▶ [Given information]:
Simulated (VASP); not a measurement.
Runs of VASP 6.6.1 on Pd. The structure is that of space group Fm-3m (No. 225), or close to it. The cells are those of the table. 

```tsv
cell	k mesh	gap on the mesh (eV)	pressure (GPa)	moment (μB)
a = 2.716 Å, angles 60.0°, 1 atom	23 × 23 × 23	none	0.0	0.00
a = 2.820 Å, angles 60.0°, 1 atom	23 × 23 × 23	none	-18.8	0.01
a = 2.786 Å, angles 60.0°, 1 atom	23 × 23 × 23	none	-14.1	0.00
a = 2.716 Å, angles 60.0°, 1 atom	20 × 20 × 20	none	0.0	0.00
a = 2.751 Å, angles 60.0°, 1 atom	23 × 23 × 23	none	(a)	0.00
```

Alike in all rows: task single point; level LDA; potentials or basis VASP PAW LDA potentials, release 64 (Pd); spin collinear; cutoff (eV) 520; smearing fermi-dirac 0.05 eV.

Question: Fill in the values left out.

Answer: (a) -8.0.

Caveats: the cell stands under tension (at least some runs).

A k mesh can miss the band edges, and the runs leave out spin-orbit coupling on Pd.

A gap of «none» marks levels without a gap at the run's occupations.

▶ [Action item]: Each record is to be repeated exactly.

▶ [Exercise output]:
Simulated (VASP); not a measurement.
Runs of VASP 6.6.1 on Pd. The structure is that of space group Fm-3m (No. 225), or close to it. The cells are those of the table. 

```tsv
cell	k mesh	gap on the mesh (eV)	pressure (GPa)	moment (μB)
a = 2.716 Å, angles 60.0°, 1 atom	23 × 23 × 23	none	0.0	0.00
a = 2.820 Å, angles 60.0°, 1 atom	23 × 23 × 23	none	-18.8	0.01
a = 2.786 Å, angles 60.0°, 1 atom	23 × 23 × 23	none	-14.1	0.00
a = 2.716 Å, angles 60.0°, 1 atom	20 × 20 × 20	none	0.0	0.00
a = 2.751 Å, angles 60.0°, 1 atom	23 × 23 × 23	none	(a)	0.00
```

Alike in all rows: task single point; level LDA; potentials or basis VASP PAW LDA potentials, release 64 (Pd); spin collinear; cutoff (eV) 520; smearing fermi-dirac 0.05 eV.

Question: Fill in the values left out.

Answer: (a) -8.0.

Caveats: the cell stands under tension (at least some runs).

A k mesh can miss the band edges, and the runs leave out spin-orbit coupling on Pd.

A gap of «none» marks levels without a gap at the run's occupations.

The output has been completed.